— DATASET EXTRACT —
☆ ☆ ☆ ☆ ☆ ☆ ☆
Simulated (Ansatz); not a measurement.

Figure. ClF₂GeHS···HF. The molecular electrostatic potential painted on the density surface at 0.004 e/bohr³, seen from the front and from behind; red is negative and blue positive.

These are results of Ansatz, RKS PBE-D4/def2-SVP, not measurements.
☆ ☆ ☆ ☆ ☆ ☆ ☆

— WORK REQUEST —
Please set down the full listing above, word for word.

— EXERCISE OUTPUT —
Simulated (Ansatz); not a measurement.

Figure. ClF₂GeHS···HF. The molecular electrostatic potential painted on the density surface at 0.004 e/bohr³, seen from the front and from behind; red is negative and blue positive.

These are results of Ansatz, RKS PBE-D4/def2-SVP, not measurements.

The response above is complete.